WORK ORDER: The entries below contain a line with "(1) Given the" and a line with "No V_zz moves". Retype exactly everything from the first down to the second, both included, and nothing else.

-- Opening Marker --
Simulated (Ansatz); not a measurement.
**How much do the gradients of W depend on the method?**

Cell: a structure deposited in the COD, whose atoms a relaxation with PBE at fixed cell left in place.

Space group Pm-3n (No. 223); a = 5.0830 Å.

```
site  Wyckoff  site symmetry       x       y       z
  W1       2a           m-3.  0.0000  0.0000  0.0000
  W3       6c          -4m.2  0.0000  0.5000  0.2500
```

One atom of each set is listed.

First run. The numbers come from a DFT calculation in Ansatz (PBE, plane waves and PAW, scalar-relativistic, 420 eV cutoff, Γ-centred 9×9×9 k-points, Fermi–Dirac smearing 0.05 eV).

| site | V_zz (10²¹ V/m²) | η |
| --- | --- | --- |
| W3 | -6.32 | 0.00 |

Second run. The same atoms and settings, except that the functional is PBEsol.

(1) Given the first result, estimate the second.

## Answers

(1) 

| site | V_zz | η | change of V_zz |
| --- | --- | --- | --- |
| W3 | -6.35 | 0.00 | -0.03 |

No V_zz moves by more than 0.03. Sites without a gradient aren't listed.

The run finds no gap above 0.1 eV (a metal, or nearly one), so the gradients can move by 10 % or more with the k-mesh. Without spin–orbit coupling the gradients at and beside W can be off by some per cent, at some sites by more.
-- Closing Marker --

ANSWER BOX:
(1) Given the first result, estimate the second.

## Answers

(1) 

| site | V_zz | η | change of V_zz |
| --- | --- | --- | --- |
| W3 | -6.35 | 0.00 | -0.03 |

No V_zz moves by more than 0.03. Sites without a gradient aren't listed.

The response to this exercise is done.